→ Work order
Your answer must be every record below, written out exactly as it appears.

═══ Given records ═══

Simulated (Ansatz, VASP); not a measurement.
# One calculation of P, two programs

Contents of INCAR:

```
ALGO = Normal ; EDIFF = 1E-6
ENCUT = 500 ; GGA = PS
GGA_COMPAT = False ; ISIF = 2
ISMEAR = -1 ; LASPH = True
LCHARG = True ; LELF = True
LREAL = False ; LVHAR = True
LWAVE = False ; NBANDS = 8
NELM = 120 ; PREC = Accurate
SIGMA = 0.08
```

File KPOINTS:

═══

→ Response area
Simulated (Ansatz, VASP); not a measurement.
# One calculation of P, two programs

Contents of INCAR:

```
ALGO = Normal ; EDIFF = 1E-6
ENCUT = 500 ; GGA = PS
GGA_COMPAT = False ; ISIF = 2
ISMEAR = -1 ; LASPH = True
LCHARG = True ; LELF = True
LREAL = False ; LVHAR = True
LWAVE = False ; NBANDS = 8
NELM = 120 ; PREC = Accurate
SIGMA = 0.08
```

File KPOINTS:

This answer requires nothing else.